DATA LISTING –
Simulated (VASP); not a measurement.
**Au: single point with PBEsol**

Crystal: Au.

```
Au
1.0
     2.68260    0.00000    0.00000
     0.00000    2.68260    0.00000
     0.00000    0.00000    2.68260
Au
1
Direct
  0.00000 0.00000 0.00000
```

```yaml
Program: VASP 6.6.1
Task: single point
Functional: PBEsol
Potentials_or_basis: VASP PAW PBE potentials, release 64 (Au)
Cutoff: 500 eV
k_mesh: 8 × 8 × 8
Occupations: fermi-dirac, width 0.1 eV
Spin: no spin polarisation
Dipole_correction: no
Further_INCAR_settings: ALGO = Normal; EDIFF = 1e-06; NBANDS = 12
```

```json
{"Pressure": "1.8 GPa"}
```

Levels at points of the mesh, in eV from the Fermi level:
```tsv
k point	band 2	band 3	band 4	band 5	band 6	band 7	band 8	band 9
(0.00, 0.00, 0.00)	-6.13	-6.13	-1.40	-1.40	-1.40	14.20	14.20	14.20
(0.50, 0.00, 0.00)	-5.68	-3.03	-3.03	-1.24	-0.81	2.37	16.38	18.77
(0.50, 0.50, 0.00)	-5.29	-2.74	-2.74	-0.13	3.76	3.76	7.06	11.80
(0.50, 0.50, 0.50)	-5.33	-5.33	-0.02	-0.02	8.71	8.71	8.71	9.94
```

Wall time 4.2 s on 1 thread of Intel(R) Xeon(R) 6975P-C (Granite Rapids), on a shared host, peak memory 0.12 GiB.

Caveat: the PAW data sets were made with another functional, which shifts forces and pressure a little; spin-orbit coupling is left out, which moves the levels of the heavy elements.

ACTIVITY – Give back, verbatim, the lines from the top of the entries above through the line containing "Wall time 4.2".

ANSWER AREA –
Simulated (VASP); not a measurement.
**Au: single point with PBEsol**

Crystal: Au.

```
Au
1.0
     2.68260    0.00000    0.00000
     0.00000    2.68260    0.00000
     0.00000    0.00000    2.68260
Au
1
Direct
  0.00000 0.00000 0.00000
```

```yaml
Program: VASP 6.6.1
Task: single point
Functional: PBEsol
Potentials_or_basis: VASP PAW PBE potentials, release 64 (Au)
Cutoff: 500 eV
k_mesh: 8 × 8 × 8
Occupations: fermi-dirac, width 0.1 eV
Spin: no spin polarisation
Dipole_correction: no
Further_INCAR_settings: ALGO = Normal; EDIFF = 1e-06; NBANDS = 12
```

```json
{"Pressure": "1.8 GPa"}
```

Levels at points of the mesh, in eV from the Fermi level:
```tsv
k point	band 2	band 3	band 4	band 5	band 6	band 7	band 8	band 9
(0.00, 0.00, 0.00)	-6.13	-6.13	-1.40	-1.40	-1.40	14.20	14.20	14.20
(0.50, 0.00, 0.00)	-5.68	-3.03	-3.03	-1.24	-0.81	2.37	16.38	18.77
(0.50, 0.50, 0.00)	-5.29	-2.74	-2.74	-0.13	3.76	3.76	7.06	11.80
(0.50, 0.50, 0.50)	-5.33	-5.33	-0.02	-0.02	8.71	8.71	8.71	9.94
```

Wall time 4.2 s on 1 thread of Intel(R) Xeon(R) 6975P-C (Granite Rapids), on a shared host, peak memory 0.12 GiB.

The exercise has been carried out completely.